● **Task item**
In the material below, transcribe every line from the first through the line holding "[PySCF: GFN2-xTB geometry;", exactly, and stop after that line.

● **Data excerpts**

☆ ☆ ☆ ☆ ☆

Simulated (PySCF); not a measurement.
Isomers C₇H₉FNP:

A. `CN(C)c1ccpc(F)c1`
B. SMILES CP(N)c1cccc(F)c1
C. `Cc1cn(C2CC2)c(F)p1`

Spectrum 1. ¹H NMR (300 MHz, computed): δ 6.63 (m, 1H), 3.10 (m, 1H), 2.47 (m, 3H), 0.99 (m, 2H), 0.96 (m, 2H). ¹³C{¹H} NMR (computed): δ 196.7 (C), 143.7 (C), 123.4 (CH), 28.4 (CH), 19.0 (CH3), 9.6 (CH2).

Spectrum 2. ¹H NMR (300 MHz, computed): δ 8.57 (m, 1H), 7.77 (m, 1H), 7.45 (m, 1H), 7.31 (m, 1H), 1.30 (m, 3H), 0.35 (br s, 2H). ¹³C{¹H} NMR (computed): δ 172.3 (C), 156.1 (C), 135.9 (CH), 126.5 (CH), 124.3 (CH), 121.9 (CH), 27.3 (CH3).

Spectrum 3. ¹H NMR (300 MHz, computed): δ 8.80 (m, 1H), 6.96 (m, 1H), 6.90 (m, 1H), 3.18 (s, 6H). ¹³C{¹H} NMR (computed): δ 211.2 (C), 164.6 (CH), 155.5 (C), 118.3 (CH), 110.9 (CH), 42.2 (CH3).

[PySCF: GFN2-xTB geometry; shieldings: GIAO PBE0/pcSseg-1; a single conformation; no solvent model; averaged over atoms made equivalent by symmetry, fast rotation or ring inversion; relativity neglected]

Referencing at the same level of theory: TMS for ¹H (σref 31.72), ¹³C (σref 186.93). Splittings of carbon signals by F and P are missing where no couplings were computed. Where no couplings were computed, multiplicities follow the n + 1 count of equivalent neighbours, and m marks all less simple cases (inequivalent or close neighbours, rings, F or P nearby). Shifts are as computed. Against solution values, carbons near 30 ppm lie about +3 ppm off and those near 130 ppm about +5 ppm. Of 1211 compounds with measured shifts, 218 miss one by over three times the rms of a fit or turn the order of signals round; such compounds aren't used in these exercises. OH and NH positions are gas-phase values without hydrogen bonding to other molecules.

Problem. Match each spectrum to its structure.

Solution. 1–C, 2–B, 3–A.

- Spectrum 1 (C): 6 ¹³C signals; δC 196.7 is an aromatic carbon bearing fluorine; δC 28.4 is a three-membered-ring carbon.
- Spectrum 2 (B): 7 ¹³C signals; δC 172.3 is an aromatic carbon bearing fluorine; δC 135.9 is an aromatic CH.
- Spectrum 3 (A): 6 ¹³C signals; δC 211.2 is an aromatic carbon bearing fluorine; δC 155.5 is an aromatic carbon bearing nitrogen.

☆ ☆ ☆ ☆ ☆

● **Written reply**
Simulated (PySCF); not a measurement.
Isomers C₇H₉FNP:

A. `CN(C)c1ccpc(F)c1`
B. SMILES CP(N)c1cccc(F)c1
C. `Cc1cn(C2CC2)c(F)p1`

Spectrum 1. ¹H NMR (300 MHz, computed): δ 6.63 (m, 1H), 3.10 (m, 1H), 2.47 (m, 3H), 0.99 (m, 2H), 0.96 (m, 2H). ¹³C{¹H} NMR (computed): δ 196.7 (C), 143.7 (C), 123.4 (CH), 28.4 (CH), 19.0 (CH3), 9.6 (CH2).

Spectrum 2. ¹H NMR (300 MHz, computed): δ 8.57 (m, 1H), 7.77 (m, 1H), 7.45 (m, 1H), 7.31 (m, 1H), 1.30 (m, 3H), 0.35 (br s, 2H). ¹³C{¹H} NMR (computed): δ 172.3 (C), 156.1 (C), 135.9 (CH), 126.5 (CH), 124.3 (CH), 121.9 (CH), 27.3 (CH3).

Spectrum 3. ¹H NMR (300 MHz, computed): δ 8.80 (m, 1H), 6.96 (m, 1H), 6.90 (m, 1H), 3.18 (s, 6H). ¹³C{¹H} NMR (computed): δ 211.2 (C), 164.6 (CH), 155.5 (C), 118.3 (CH), 110.9 (CH), 42.2 (CH3).

[PySCF: GFN2-xTB geometry; shieldings: GIAO PBE0/pcSseg-1; a single conformation; no solvent model; averaged over atoms made equivalent by symmetry, fast rotation or ring inversion; relativity neglected]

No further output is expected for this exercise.